Given information ▸
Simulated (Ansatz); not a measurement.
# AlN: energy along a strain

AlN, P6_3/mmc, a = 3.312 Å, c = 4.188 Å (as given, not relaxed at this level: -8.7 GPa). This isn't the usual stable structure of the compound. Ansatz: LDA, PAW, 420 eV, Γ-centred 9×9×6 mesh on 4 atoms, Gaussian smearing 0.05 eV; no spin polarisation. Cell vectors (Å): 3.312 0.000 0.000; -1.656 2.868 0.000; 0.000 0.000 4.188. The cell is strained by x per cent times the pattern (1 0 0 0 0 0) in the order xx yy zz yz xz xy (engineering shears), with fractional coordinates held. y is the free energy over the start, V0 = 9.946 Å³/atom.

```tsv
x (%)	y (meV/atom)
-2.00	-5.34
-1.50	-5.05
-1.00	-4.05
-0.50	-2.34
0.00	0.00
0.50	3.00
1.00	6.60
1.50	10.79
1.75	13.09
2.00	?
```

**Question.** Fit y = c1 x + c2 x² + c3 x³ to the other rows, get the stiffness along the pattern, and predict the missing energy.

Assignment ▸ Without changing anything, quote the lines from the top of the data to the line that contains "# AlN: energy along a strain", including that line.

Task result ▸
Simulated (Ansatz); not a measurement.
# AlN: energy along a strain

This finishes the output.